Available data
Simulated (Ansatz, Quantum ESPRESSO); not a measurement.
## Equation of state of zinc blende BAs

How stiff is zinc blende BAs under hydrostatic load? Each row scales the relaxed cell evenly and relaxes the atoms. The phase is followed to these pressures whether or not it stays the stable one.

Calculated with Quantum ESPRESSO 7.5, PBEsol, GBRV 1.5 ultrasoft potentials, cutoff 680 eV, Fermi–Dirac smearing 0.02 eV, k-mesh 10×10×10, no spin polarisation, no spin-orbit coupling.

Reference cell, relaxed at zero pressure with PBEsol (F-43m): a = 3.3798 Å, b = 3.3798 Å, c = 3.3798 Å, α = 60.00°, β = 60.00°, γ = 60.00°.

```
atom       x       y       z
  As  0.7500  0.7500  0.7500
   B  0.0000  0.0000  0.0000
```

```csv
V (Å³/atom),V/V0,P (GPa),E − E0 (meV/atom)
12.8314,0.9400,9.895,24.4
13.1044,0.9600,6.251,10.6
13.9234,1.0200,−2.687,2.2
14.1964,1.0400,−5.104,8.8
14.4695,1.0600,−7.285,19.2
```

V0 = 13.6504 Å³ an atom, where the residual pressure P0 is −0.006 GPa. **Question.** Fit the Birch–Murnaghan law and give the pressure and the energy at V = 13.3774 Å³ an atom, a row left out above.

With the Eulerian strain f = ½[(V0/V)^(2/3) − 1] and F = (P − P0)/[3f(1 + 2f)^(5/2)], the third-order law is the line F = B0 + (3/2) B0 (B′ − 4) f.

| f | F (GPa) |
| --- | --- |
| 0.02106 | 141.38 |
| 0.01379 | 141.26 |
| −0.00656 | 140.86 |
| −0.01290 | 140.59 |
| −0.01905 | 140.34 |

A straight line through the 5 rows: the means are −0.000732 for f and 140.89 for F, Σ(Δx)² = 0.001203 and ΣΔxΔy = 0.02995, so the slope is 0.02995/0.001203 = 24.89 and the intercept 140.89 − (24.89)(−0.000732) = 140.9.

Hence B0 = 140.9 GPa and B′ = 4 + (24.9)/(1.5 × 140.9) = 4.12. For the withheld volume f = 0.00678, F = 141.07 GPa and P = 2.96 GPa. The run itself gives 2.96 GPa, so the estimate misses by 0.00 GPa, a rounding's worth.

Task item
Repeat every line exactly, starting with the first line of the entries, and stop once the line containing "V0 = 13.6504" has been given.

Exercise solution
Simulated (Ansatz, Quantum ESPRESSO); not a measurement.
## Equation of state of zinc blende BAs

How stiff is zinc blende BAs under hydrostatic load? Each row scales the relaxed cell evenly and relaxes the atoms. The phase is followed to these pressures whether or not it stays the stable one.

Calculated with Quantum ESPRESSO 7.5, PBEsol, GBRV 1.5 ultrasoft potentials, cutoff 680 eV, Fermi–Dirac smearing 0.02 eV, k-mesh 10×10×10, no spin polarisation, no spin-orbit coupling.

Reference cell, relaxed at zero pressure with PBEsol (F-43m): a = 3.3798 Å, b = 3.3798 Å, c = 3.3798 Å, α = 60.00°, β = 60.00°, γ = 60.00°.

```
atom       x       y       z
  As  0.7500  0.7500  0.7500
   B  0.0000  0.0000  0.0000
```

```csv
V (Å³/atom),V/V0,P (GPa),E − E0 (meV/atom)
12.8314,0.9400,9.895,24.4
13.1044,0.9600,6.251,10.6
13.9234,1.0200,−2.687,2.2
14.1964,1.0400,−5.104,8.8
14.4695,1.0600,−7.285,19.2
```

V0 = 13.6504 Å³ an atom, where the residual pressure P0 is −0.006 GPa. **Question.** Fit the Birch–Murnaghan law and give the pressure and the energy at V = 13.3774 Å³ an atom, a row left out above.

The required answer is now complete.